▶ Work task
Please reproduce the data below exactly, from the first line through the line containing "(a) 0.96; (b) 0.38; (c) -3.6.", and leave every later line out.

▶ Entries provided
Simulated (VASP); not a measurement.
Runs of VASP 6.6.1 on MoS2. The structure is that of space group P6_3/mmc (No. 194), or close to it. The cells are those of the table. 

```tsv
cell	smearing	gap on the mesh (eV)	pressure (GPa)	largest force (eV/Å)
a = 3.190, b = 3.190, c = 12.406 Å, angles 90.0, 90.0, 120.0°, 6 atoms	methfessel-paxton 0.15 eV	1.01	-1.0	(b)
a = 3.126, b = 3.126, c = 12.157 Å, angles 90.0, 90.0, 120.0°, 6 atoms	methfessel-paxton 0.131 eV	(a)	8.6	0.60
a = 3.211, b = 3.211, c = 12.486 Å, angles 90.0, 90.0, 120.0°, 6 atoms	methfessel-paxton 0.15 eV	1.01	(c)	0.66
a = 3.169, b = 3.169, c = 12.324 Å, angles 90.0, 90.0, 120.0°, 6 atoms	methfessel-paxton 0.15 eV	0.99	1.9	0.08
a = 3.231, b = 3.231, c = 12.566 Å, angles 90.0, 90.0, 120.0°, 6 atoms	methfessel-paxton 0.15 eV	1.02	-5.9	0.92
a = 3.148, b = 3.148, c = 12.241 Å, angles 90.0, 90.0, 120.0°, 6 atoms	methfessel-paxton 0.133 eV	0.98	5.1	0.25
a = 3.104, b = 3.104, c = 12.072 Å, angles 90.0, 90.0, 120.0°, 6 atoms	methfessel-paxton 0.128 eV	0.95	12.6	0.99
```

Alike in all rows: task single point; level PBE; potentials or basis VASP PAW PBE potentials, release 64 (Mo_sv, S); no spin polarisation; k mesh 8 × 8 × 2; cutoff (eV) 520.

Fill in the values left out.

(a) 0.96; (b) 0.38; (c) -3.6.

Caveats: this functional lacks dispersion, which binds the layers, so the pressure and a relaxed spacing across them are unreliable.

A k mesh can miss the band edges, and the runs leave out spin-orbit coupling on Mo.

▶ Task result
Simulated (VASP); not a measurement.
Runs of VASP 6.6.1 on MoS2. The structure is that of space group P6_3/mmc (No. 194), or close to it. The cells are those of the table. 

```tsv
cell	smearing	gap on the mesh (eV)	pressure (GPa)	largest force (eV/Å)
a = 3.190, b = 3.190, c = 12.406 Å, angles 90.0, 90.0, 120.0°, 6 atoms	methfessel-paxton 0.15 eV	1.01	-1.0	(b)
a = 3.126, b = 3.126, c = 12.157 Å, angles 90.0, 90.0, 120.0°, 6 atoms	methfessel-paxton 0.131 eV	(a)	8.6	0.60
a = 3.211, b = 3.211, c = 12.486 Å, angles 90.0, 90.0, 120.0°, 6 atoms	methfessel-paxton 0.15 eV	1.01	(c)	0.66
a = 3.169, b = 3.169, c = 12.324 Å, angles 90.0, 90.0, 120.0°, 6 atoms	methfessel-paxton 0.15 eV	0.99	1.9	0.08
a = 3.231, b = 3.231, c = 12.566 Å, angles 90.0, 90.0, 120.0°, 6 atoms	methfessel-paxton 0.15 eV	1.02	-5.9	0.92
a = 3.148, b = 3.148, c = 12.241 Å, angles 90.0, 90.0, 120.0°, 6 atoms	methfessel-paxton 0.133 eV	0.98	5.1	0.25
a = 3.104, b = 3.104, c = 12.072 Å, angles 90.0, 90.0, 120.0°, 6 atoms	methfessel-paxton 0.128 eV	0.95	12.6	0.99
```

Alike in all rows: task single point; level PBE; potentials or basis VASP PAW PBE potentials, release 64 (Mo_sv, S); no spin polarisation; k mesh 8 × 8 × 2; cutoff (eV) 520.

Fill in the values left out.

(a) 0.96; (b) 0.38; (c) -3.6.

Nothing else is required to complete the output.